_REQUIRED ACTION:_
Repeat the lines below exactly as written, please, from the line with "-655.4324 | 0.02414 |" to the line with "-11.90206 | 0.4022 |", both lines included, and no others.

ENTRIES SUPPLIED section start

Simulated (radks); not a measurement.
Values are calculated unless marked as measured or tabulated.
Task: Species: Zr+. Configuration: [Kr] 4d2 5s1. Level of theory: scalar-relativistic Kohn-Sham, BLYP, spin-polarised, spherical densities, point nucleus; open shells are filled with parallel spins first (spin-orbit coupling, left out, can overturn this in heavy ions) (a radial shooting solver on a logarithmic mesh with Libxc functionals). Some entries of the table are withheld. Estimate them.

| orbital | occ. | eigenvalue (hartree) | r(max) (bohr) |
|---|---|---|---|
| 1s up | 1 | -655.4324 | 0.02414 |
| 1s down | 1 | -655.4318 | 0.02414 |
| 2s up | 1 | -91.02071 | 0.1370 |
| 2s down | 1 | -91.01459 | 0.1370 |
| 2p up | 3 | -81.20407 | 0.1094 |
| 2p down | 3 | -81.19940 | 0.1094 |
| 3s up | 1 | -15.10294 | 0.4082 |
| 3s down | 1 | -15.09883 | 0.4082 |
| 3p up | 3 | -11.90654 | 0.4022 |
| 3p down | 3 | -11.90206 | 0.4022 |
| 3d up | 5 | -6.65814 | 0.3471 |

ENTRIES SUPPLIED section end

_ANSWER AREA:_
| 1s up | 1 | -655.4324 | 0.02414 |
| 1s down | 1 | -655.4318 | 0.02414 |
| 2s up | 1 | -91.02071 | 0.1370 |
| 2s down | 1 | -91.01459 | 0.1370 |
| 2p up | 3 | -81.20407 | 0.1094 |
| 2p down | 3 | -81.19940 | 0.1094 |
| 3s up | 1 | -15.10294 | 0.4082 |
| 3s down | 1 | -15.09883 | 0.4082 |
| 3p up | 3 | -11.90654 | 0.4022 |
| 3p down | 3 | -11.90206 | 0.4022 |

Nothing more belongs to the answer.